**Supplied data**
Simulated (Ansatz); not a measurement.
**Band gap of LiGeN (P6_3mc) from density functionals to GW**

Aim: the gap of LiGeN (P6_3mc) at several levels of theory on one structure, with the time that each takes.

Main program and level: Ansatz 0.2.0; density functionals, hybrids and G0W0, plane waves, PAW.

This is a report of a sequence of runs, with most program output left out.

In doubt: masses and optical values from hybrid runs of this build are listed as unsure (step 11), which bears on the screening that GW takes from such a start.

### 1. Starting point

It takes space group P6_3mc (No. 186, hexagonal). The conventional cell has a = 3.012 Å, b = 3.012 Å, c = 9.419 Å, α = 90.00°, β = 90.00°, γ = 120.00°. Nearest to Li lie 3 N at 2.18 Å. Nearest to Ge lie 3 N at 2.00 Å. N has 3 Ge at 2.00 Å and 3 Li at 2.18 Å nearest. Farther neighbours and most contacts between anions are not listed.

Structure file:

**Requirement**
Only the lines above from the one with "In doubt: masses" through the one with "It takes space" should be duplicated, character for character.

**Problem solution**
In doubt: masses and optical values from hybrid runs of this build are listed as unsure (step 11), which bears on the screening that GW takes from such a start.

### 1. Starting point

It takes space group P6_3mc (No. 186, hexagonal). The conventional cell has a = 3.012 Å, b = 3.012 Å, c = 9.419 Å, α = 90.00°, β = 90.00°, γ = 120.00°. Nearest to Li lie 3 N at 2.18 Å. Nearest to Ge lie 3 N at 2.00 Å. N has 3 Ge at 2.00 Å and 3 Li at 2.18 Å nearest. Farther neighbours and most contacts between anions are not listed.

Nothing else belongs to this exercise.